• _PROVIDED DATA_
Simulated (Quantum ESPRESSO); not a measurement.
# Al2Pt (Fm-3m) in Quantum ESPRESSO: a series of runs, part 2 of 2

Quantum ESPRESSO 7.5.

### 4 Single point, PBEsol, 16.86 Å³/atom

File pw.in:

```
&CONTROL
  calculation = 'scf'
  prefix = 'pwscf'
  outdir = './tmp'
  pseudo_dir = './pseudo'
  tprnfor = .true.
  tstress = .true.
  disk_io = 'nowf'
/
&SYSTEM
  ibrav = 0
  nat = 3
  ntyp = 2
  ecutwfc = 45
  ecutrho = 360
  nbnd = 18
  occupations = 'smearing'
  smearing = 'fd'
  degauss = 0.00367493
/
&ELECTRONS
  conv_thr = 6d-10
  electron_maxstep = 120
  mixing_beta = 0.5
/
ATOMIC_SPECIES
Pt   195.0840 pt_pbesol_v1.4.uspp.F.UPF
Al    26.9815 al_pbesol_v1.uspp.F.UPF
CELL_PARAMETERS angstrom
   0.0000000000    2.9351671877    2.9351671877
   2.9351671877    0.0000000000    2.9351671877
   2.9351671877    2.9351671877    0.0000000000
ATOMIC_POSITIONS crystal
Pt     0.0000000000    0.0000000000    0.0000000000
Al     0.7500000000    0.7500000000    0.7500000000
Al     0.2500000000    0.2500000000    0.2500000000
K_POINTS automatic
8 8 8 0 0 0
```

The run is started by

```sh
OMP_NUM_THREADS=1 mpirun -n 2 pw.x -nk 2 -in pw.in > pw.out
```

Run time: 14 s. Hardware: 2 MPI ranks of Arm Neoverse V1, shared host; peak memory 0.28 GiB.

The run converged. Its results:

• _ACTIVITY_
An exact copy of the lines above between the line holding "Quantum ESPRESSO 7.5." and the line holding "Run time: 14", inclusive, is the whole answer.

• _WORKED SOLUTION_
Quantum ESPRESSO 7.5.

### 4 Single point, PBEsol, 16.86 Å³/atom

File pw.in:

```
&CONTROL
  calculation = 'scf'
  prefix = 'pwscf'
  outdir = './tmp'
  pseudo_dir = './pseudo'
  tprnfor = .true.
  tstress = .true.
  disk_io = 'nowf'
/
&SYSTEM
  ibrav = 0
  nat = 3
  ntyp = 2
  ecutwfc = 45
  ecutrho = 360
  nbnd = 18
  occupations = 'smearing'
  smearing = 'fd'
  degauss = 0.00367493
/
&ELECTRONS
  conv_thr = 6d-10
  electron_maxstep = 120
  mixing_beta = 0.5
/
ATOMIC_SPECIES
Pt   195.0840 pt_pbesol_v1.4.uspp.F.UPF
Al    26.9815 al_pbesol_v1.uspp.F.UPF
CELL_PARAMETERS angstrom
   0.0000000000    2.9351671877    2.9351671877
   2.9351671877    0.0000000000    2.9351671877
   2.9351671877    2.9351671877    0.0000000000
ATOMIC_POSITIONS crystal
Pt     0.0000000000    0.0000000000    0.0000000000
Al     0.7500000000    0.7500000000    0.7500000000
Al     0.2500000000    0.2500000000    0.2500000000
K_POINTS automatic
8 8 8 0 0 0
```

The run is started by

```sh
OMP_NUM_THREADS=1 mpirun -n 2 pw.x -nk 2 -in pw.in > pw.out
```

Run time: 14 s. Hardware: 2 MPI ranks of Arm Neoverse V1, shared host; peak memory 0.28 GiB.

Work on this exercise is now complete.